Assigned task |
Could you transcribe every record below exactly as it stands?

Supplied data |
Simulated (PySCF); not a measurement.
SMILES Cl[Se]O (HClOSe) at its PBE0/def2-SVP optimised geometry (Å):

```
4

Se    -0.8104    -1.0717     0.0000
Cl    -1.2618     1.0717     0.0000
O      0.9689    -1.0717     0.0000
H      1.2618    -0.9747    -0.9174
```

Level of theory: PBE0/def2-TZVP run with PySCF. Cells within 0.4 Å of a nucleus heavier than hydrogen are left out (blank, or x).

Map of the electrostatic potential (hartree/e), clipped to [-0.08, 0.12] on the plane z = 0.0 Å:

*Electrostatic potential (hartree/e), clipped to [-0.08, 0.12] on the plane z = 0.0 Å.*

Your response |
Simulated (PySCF); not a measurement.
SMILES Cl[Se]O (HClOSe) at its PBE0/def2-SVP optimised geometry (Å):

```
4

Se    -0.8104    -1.0717     0.0000
Cl    -1.2618     1.0717     0.0000
O      0.9689    -1.0717     0.0000
H      1.2618    -0.9747    -0.9174
```

Level of theory: PBE0/def2-TZVP run with PySCF. Cells within 0.4 Å of a nucleus heavier than hydrogen are left out (blank, or x).

Map of the electrostatic potential (hartree/e), clipped to [-0.08, 0.12] on the plane z = 0.0 Å:

*Electrostatic potential (hartree/e), clipped to [-0.08, 0.12] on the plane z = 0.0 Å.*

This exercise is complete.